Required action
Your answer must be the lines of the entries below, exactly as written, from the first line through the line containing "### Put them".

Start of Provided information
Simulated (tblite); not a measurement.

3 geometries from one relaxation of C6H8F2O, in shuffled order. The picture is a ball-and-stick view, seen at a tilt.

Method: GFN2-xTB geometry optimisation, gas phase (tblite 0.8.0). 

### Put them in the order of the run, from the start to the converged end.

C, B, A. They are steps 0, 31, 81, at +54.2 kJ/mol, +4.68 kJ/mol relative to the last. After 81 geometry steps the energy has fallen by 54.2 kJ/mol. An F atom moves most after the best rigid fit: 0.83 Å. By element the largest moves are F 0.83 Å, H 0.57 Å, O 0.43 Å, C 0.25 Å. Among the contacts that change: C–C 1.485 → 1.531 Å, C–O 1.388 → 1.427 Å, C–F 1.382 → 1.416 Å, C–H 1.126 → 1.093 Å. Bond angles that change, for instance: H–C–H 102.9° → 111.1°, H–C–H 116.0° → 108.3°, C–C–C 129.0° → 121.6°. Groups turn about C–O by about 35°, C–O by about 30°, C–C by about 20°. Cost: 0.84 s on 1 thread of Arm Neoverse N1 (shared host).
End of Provided information

Worked solution
Simulated (tblite); not a measurement.

3 geometries from one relaxation of C6H8F2O, in shuffled order. The picture is a ball-and-stick view, seen at a tilt.

Method: GFN2-xTB geometry optimisation, gas phase (tblite 0.8.0). 

### Put them in the order of the run, from the start to the converged end.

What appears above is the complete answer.